..............................

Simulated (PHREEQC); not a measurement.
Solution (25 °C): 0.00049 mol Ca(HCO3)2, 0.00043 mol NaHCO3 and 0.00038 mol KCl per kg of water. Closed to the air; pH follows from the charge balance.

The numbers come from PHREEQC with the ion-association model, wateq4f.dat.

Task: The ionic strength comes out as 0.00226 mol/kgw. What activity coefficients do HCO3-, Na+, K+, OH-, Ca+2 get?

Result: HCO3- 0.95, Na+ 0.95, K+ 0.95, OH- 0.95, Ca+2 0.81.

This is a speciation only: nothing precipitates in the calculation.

..............................

Set down each entry again, unchanged.

EXERCISE ANSWER
Simulated (PHREEQC); not a measurement.
Solution (25 °C): 0.00049 mol Ca(HCO3)2, 0.00043 mol NaHCO3 and 0.00038 mol KCl per kg of water. Closed to the air; pH follows from the charge balance.

The numbers come from PHREEQC with the ion-association model, wateq4f.dat.

Task: The ionic strength comes out as 0.00226 mol/kgw. What activity coefficients do HCO3-, Na+, K+, OH-, Ca+2 get?

Result: HCO3- 0.95, Na+ 0.95, K+ 0.95, OH- 0.95, Ca+2 0.81.

This is a speciation only: nothing precipitates in the calculation.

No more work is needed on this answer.